**Data for review**
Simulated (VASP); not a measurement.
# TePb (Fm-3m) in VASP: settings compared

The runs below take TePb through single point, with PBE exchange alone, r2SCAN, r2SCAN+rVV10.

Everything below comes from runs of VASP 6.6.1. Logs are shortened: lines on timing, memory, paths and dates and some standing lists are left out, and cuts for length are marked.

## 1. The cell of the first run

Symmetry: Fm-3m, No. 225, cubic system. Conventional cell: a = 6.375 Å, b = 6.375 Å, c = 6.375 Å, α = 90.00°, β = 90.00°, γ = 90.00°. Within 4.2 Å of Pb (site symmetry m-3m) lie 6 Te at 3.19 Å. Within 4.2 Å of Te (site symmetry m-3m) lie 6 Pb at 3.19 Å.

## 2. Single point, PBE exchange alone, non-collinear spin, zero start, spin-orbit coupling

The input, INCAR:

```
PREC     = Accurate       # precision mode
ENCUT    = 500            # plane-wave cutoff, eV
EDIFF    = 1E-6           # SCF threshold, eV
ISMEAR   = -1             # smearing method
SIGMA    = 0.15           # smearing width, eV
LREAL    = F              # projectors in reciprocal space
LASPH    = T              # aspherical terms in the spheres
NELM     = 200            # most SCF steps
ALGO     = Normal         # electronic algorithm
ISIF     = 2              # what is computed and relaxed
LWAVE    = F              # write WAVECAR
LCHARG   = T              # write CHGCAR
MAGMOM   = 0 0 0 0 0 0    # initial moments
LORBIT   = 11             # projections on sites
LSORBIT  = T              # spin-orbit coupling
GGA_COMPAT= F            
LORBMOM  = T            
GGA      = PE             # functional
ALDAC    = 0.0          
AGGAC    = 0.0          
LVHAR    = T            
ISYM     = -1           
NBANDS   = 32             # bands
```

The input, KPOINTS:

**Work task**
Everything from the first line above up to and including the line that contains "The runs below" should be printed exactly; please print only that.

**Written solution**
Simulated (VASP); not a measurement.
# TePb (Fm-3m) in VASP: settings compared

The runs below take TePb through single point, with PBE exchange alone, r2SCAN, r2SCAN+rVV10.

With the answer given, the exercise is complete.